## EXERCISE
Would you restate word for word the lines of the listing, beginning at the first and ending with the line that holds "Can point charges"?

START EXTRACTED INFORMATION

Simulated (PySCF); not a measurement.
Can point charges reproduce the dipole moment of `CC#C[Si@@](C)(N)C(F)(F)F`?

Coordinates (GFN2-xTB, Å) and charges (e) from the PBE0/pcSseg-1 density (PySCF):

END EXTRACTED INFORMATION

## ANSWER SPACE
Simulated (PySCF); not a measurement.
Can point charges reproduce the dipole moment of `CC#C[Si@@](C)(N)C(F)(F)F`?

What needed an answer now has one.